### WORK TASK
Print all of the records below again without a single difference.

Segment Start: SUPPLIED RECORDS

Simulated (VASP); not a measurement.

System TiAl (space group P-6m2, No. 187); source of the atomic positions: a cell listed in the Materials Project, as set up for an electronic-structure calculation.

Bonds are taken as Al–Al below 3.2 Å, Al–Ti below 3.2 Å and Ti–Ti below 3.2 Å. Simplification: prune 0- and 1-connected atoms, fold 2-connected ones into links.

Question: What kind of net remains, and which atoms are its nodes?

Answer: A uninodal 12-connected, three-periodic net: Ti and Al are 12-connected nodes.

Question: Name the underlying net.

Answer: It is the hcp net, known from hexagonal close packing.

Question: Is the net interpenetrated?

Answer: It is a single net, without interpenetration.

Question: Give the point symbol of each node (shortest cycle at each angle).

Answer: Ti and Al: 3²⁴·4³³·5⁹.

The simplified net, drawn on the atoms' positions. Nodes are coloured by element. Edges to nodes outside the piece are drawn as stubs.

Segment End: SUPPLIED RECORDS

### REPLY
Simulated (VASP); not a measurement.

System TiAl (space group P-6m2, No. 187); source of the atomic positions: a cell listed in the Materials Project, as set up for an electronic-structure calculation.

Bonds are taken as Al–Al below 3.2 Å, Al–Ti below 3.2 Å and Ti–Ti below 3.2 Å. Simplification: prune 0- and 1-connected atoms, fold 2-connected ones into links.

Question: What kind of net remains, and which atoms are its nodes?

Answer: A uninodal 12-connected, three-periodic net: Ti and Al are 12-connected nodes.

Question: Name the underlying net.

Answer: It is the hcp net, known from hexagonal close packing.

Question: Is the net interpenetrated?

Answer: It is a single net, without interpenetration.

Question: Give the point symbol of each node (shortest cycle at each angle).

Answer: Ti and Al: 3²⁴·4³³·5⁹.

The simplified net, drawn on the atoms' positions. Nodes are coloured by element. Edges to nodes outside the piece are drawn as stubs.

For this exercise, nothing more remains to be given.